** Work item **
Where the records below show a line containing "Cartesian coordinates in", start copying; end with the line containing "Q: What is the", and copy it too.

===== Records shown =====

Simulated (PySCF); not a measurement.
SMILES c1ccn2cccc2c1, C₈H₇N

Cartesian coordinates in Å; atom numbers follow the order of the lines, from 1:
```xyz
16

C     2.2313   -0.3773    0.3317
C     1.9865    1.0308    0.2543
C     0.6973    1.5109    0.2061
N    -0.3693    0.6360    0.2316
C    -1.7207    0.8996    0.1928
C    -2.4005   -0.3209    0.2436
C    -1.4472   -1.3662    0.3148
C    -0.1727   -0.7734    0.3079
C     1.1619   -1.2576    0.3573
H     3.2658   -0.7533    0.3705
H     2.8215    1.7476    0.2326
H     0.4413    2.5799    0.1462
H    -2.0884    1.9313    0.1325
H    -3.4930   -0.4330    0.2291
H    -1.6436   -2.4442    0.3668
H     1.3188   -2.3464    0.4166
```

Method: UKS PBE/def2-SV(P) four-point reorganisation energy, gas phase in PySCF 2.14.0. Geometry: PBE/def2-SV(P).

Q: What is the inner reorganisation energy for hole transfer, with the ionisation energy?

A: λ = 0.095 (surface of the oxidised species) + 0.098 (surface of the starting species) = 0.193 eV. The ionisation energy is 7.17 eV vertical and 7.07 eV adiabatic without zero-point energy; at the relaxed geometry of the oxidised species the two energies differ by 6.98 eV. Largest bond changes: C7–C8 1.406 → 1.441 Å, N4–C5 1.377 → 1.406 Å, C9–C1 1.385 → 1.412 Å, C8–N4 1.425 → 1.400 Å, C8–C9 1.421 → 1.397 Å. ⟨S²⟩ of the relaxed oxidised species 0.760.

=====

** Task answer **
Cartesian coordinates in Å; atom numbers follow the order of the lines, from 1:
```xyz
16

C     2.2313   -0.3773    0.3317
C     1.9865    1.0308    0.2543
C     0.6973    1.5109    0.2061
N    -0.3693    0.6360    0.2316
C    -1.7207    0.8996    0.1928
C    -2.4005   -0.3209    0.2436
C    -1.4472   -1.3662    0.3148
C    -0.1727   -0.7734    0.3079
C     1.1619   -1.2576    0.3573
H     3.2658   -0.7533    0.3705
H     2.8215    1.7476    0.2326
H     0.4413    2.5799    0.1462
H    -2.0884    1.9313    0.1325
H    -3.4930   -0.4330    0.2291
H    -1.6436   -2.4442    0.3668
H     1.3188   -2.3464    0.4166
```

Method: UKS PBE/def2-SV(P) four-point reorganisation energy, gas phase in PySCF 2.14.0. Geometry: PBE/def2-SV(P).

Q: What is the inner reorganisation energy for hole transfer, with the ionisation energy?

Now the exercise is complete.